Exercise. Reproduce only the stretch of entries below that begins at the first line and ends at the line holding "3.44 | 3.56 |".

━━━━━━━━━━━━━━━━━━━━━━━━━━━━━━
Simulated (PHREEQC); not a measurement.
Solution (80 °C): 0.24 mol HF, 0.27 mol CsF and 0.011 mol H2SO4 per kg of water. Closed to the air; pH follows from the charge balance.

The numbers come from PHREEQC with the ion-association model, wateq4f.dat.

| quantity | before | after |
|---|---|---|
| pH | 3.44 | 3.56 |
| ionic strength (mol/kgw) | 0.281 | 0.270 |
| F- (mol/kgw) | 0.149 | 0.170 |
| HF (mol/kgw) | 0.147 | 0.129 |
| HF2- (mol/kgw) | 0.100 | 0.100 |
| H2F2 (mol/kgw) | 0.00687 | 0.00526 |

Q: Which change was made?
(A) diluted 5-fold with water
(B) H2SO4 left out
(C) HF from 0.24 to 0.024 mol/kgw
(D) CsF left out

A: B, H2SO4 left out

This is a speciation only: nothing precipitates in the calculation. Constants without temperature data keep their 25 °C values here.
━━━━━━━━━━━━━━━━━━━━━━━━━━━━━━

Your solution.
Simulated (PHREEQC); not a measurement.
Solution (80 °C): 0.24 mol HF, 0.27 mol CsF and 0.011 mol H2SO4 per kg of water. Closed to the air; pH follows from the charge balance.

The numbers come from PHREEQC with the ion-association model, wateq4f.dat.

| quantity | before | after |
|---|---|---|
| pH | 3.44 | 3.56 |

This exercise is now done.